= Beginning of Section =

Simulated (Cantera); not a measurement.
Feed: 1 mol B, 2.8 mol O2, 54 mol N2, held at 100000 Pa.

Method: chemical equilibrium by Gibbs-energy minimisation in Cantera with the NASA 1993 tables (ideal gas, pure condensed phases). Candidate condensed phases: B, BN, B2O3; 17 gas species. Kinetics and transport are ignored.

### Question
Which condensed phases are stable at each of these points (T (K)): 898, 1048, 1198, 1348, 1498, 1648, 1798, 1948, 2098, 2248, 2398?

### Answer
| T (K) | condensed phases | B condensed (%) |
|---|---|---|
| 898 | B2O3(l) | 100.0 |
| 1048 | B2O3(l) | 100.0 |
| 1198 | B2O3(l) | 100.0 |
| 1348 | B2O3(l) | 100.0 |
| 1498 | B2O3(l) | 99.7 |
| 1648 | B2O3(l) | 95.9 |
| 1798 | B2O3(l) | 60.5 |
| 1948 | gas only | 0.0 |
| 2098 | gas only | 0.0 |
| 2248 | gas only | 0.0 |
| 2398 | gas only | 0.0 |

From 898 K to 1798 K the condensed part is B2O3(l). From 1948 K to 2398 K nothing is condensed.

= End of Section =

*Exercise:*
Every entry should be reproduced exactly, with no part omitted.

*Answer space:*
Simulated (Cantera); not a measurement.
Feed: 1 mol B, 2.8 mol O2, 54 mol N2, held at 100000 Pa.

Method: chemical equilibrium by Gibbs-energy minimisation in Cantera with the NASA 1993 tables (ideal gas, pure condensed phases). Candidate condensed phases: B, BN, B2O3; 17 gas species. Kinetics and transport are ignored.

### Question
Which condensed phases are stable at each of these points (T (K)): 898, 1048, 1198, 1348, 1498, 1648, 1798, 1948, 2098, 2248, 2398?

### Answer
| T (K) | condensed phases | B condensed (%) |
|---|---|---|
| 898 | B2O3(l) | 100.0 |
| 1048 | B2O3(l) | 100.0 |
| 1198 | B2O3(l) | 100.0 |
| 1348 | B2O3(l) | 100.0 |
| 1498 | B2O3(l) | 99.7 |
| 1648 | B2O3(l) | 95.9 |
| 1798 | B2O3(l) | 60.5 |
| 1948 | gas only | 0.0 |
| 2098 | gas only | 0.0 |
| 2248 | gas only | 0.0 |
| 2398 | gas only | 0.0 |

From 898 K to 1798 K the condensed part is B2O3(l). From 1948 K to 2398 K nothing is condensed.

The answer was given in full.